○ ○ ○ ○ ○ ○ ○

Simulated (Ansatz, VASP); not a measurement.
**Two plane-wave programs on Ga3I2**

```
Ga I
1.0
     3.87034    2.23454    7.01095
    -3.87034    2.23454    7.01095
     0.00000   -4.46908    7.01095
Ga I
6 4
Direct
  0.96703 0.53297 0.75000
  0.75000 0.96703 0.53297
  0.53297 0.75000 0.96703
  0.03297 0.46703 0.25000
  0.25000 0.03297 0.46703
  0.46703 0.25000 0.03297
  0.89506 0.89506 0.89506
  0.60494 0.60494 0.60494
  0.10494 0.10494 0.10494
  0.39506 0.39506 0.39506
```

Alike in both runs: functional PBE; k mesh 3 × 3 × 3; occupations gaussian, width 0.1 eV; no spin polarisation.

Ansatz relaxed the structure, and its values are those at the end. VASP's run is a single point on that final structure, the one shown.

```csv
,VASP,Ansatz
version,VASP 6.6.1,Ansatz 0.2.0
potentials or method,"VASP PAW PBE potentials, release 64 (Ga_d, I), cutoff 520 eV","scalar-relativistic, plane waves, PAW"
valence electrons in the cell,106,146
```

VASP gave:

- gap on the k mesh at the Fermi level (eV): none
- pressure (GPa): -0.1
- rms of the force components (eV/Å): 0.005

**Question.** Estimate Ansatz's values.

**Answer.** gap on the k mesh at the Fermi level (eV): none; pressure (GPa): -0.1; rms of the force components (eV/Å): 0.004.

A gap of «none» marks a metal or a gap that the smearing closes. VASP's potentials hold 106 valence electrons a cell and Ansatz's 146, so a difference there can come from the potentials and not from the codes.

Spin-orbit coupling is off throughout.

○ ○ ○ ○ ○ ○ ○

Transcribe the listing. Every line must match exactly.

§ Response:
Simulated (Ansatz, VASP); not a measurement.
**Two plane-wave programs on Ga3I2**

```
Ga I
1.0
     3.87034    2.23454    7.01095
    -3.87034    2.23454    7.01095
     0.00000   -4.46908    7.01095
Ga I
6 4
Direct
  0.96703 0.53297 0.75000
  0.75000 0.96703 0.53297
  0.53297 0.75000 0.96703
  0.03297 0.46703 0.25000
  0.25000 0.03297 0.46703
  0.46703 0.25000 0.03297
  0.89506 0.89506 0.89506
  0.60494 0.60494 0.60494
  0.10494 0.10494 0.10494
  0.39506 0.39506 0.39506
```

Alike in both runs: functional PBE; k mesh 3 × 3 × 3; occupations gaussian, width 0.1 eV; no spin polarisation.

Ansatz relaxed the structure, and its values are those at the end. VASP's run is a single point on that final structure, the one shown.

```csv
,VASP,Ansatz
version,VASP 6.6.1,Ansatz 0.2.0
potentials or method,"VASP PAW PBE potentials, release 64 (Ga_d, I), cutoff 520 eV","scalar-relativistic, plane waves, PAW"
valence electrons in the cell,106,146
```

VASP gave:

- gap on the k mesh at the Fermi level (eV): none
- pressure (GPa): -0.1
- rms of the force components (eV/Å): 0.005

**Question.** Estimate Ansatz's values.

**Answer.** gap on the k mesh at the Fermi level (eV): none; pressure (GPa): -0.1; rms of the force components (eV/Å): 0.004.

A gap of «none» marks a metal or a gap that the smearing closes. VASP's potentials hold 106 valence electrons a cell and Ansatz's 146, so a difference there can come from the potentials and not from the codes.

Spin-orbit coupling is off throughout.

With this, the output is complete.